#### Material supplied

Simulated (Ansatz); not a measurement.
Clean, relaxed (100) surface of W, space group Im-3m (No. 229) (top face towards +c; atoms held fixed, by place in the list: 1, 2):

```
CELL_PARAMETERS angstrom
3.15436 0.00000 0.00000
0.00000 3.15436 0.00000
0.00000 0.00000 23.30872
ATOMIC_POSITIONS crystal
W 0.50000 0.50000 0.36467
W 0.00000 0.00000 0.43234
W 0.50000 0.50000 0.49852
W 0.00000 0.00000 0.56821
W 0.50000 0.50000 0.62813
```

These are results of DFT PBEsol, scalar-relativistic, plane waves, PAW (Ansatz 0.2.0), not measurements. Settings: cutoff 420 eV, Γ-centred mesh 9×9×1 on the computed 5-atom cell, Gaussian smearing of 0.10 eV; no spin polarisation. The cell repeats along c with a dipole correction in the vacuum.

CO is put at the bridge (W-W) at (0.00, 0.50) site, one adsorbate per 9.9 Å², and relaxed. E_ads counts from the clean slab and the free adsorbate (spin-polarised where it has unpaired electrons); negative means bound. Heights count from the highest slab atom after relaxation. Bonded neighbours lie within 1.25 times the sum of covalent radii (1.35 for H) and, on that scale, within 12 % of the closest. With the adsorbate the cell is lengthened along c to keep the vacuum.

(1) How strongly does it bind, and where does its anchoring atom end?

########

* Exercise: A verbatim output of all the data above is needed.

* Reply:
Simulated (Ansatz); not a measurement.
Clean, relaxed (100) surface of W, space group Im-3m (No. 229) (top face towards +c; atoms held fixed, by place in the list: 1, 2):

```
CELL_PARAMETERS angstrom
3.15436 0.00000 0.00000
0.00000 3.15436 0.00000
0.00000 0.00000 23.30872
ATOMIC_POSITIONS crystal
W 0.50000 0.50000 0.36467
W 0.00000 0.00000 0.43234
W 0.50000 0.50000 0.49852
W 0.00000 0.00000 0.56821
W 0.50000 0.50000 0.62813
```

These are results of DFT PBEsol, scalar-relativistic, plane waves, PAW (Ansatz 0.2.0), not measurements. Settings: cutoff 420 eV, Γ-centred mesh 9×9×1 on the computed 5-atom cell, Gaussian smearing of 0.10 eV; no spin polarisation. The cell repeats along c with a dipole correction in the vacuum.

CO is put at the bridge (W-W) at (0.00, 0.50) site, one adsorbate per 9.9 Å², and relaxed. E_ads counts from the clean slab and the free adsorbate (spin-polarised where it has unpaired electrons); negative means bound. Heights count from the highest slab atom after relaxation. Bonded neighbours lie within 1.25 times the sum of covalent radii (1.35 for H) and, on that scale, within 12 % of the closest. With the adsorbate the cell is lengthened along c to keep the vacuum.

(1) How strongly does it bind, and where does its anchoring atom end?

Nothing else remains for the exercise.